════════════════

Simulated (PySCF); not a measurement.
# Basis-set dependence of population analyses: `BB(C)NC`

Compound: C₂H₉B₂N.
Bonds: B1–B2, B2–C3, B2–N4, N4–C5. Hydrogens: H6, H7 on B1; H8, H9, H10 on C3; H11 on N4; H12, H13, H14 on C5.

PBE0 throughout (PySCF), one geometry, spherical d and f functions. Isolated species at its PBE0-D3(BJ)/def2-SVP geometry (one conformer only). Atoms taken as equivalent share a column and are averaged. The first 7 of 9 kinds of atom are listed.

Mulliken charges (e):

════════════════

BRIEF
Exactly as they appear, copy the lines of the listing above from the first through the one that contains "PBE0 throughout (PySCF), one", and nothing more.

WRITTEN RESPONSE
Simulated (PySCF); not a measurement.
# Basis-set dependence of population analyses: `BB(C)NC`

Compound: C₂H₉B₂N.
Bonds: B1–B2, B2–C3, B2–N4, N4–C5. Hydrogens: H6, H7 on B1; H8, H9, H10 on C3; H11 on N4; H12, H13, H14 on C5.

PBE0 throughout (PySCF), one geometry, spherical d and f functions. Isolated species at its PBE0-D3(BJ)/def2-SVP geometry (one conformer only). Atoms taken as equivalent share a column and are averaged. The first 7 of 9 kinds of atom are listed.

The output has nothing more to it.